ACTIVITY
Every record here needs to be duplicated exactly.

SUPPLIED RECORDS
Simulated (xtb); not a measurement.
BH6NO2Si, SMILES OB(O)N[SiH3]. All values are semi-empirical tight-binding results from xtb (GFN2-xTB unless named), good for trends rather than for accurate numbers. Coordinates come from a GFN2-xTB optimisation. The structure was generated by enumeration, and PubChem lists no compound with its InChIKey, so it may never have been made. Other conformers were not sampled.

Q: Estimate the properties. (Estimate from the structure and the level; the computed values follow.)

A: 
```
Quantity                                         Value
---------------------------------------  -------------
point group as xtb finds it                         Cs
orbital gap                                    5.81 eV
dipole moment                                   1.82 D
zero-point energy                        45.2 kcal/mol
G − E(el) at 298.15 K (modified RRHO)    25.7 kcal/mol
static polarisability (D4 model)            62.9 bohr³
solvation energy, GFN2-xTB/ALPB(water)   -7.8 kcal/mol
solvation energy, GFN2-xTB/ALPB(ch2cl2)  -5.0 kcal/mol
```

YOUR SOLUTION
Simulated (xtb); not a measurement.
BH6NO2Si, SMILES OB(O)N[SiH3]. All values are semi-empirical tight-binding results from xtb (GFN2-xTB unless named), good for trends rather than for accurate numbers. Coordinates come from a GFN2-xTB optimisation. The structure was generated by enumeration, and PubChem lists no compound with its InChIKey, so it may never have been made. Other conformers were not sampled.

Q: Estimate the properties. (Estimate from the structure and the level; the computed values follow.)

A: 
```
Quantity                                         Value
---------------------------------------  -------------
point group as xtb finds it                         Cs
orbital gap                                    5.81 eV
dipole moment                                   1.82 D
zero-point energy                        45.2 kcal/mol
G − E(el) at 298.15 K (modified RRHO)    25.7 kcal/mol
static polarisability (D4 model)            62.9 bohr³
solvation energy, GFN2-xTB/ALPB(water)   -7.8 kcal/mol
solvation energy, GFN2-xTB/ALPB(ch2cl2)  -5.0 kcal/mol
```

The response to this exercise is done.